#### Work item:
Look below for the line that contains "10 × 10 × 10 |", then copy it and each following line exactly, through and including the line that contains "2.36 | 2.36 |".

#### Data provided:
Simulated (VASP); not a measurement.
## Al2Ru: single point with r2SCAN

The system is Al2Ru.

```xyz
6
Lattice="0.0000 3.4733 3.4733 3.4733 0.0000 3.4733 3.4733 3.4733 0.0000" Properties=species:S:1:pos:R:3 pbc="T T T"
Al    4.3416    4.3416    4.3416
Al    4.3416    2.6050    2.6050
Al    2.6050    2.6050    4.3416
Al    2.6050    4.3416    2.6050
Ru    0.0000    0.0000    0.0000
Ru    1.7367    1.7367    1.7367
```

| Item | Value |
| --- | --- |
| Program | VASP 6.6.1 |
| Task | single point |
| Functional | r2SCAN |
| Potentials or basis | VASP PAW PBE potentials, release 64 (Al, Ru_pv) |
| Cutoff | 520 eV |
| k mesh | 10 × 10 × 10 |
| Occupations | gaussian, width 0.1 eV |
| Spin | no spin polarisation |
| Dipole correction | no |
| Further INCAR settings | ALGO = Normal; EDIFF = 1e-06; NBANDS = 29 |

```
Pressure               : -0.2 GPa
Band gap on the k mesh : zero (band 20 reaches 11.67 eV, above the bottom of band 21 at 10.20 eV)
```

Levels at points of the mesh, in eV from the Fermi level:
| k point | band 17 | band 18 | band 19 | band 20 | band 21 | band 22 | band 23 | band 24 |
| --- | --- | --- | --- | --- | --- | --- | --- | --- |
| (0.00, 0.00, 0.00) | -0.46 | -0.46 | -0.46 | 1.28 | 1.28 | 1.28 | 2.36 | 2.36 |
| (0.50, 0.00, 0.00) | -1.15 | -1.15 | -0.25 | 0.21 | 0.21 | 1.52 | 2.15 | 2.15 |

#### Worked solution:
| k mesh | 10 × 10 × 10 |
| Occupations | gaussian, width 0.1 eV |
| Spin | no spin polarisation |
| Dipole correction | no |
| Further INCAR settings | ALGO = Normal; EDIFF = 1e-06; NBANDS = 29 |

```
Pressure               : -0.2 GPa
Band gap on the k mesh : zero (band 20 reaches 11.67 eV, above the bottom of band 21 at 10.20 eV)
```

Levels at points of the mesh, in eV from the Fermi level:
| k point | band 17 | band 18 | band 19 | band 20 | band 21 | band 22 | band 23 | band 24 |
| --- | --- | --- | --- | --- | --- | --- | --- | --- |
| (0.00, 0.00, 0.00) | -0.46 | -0.46 | -0.46 | 1.28 | 1.28 | 1.28 | 2.36 | 2.36 |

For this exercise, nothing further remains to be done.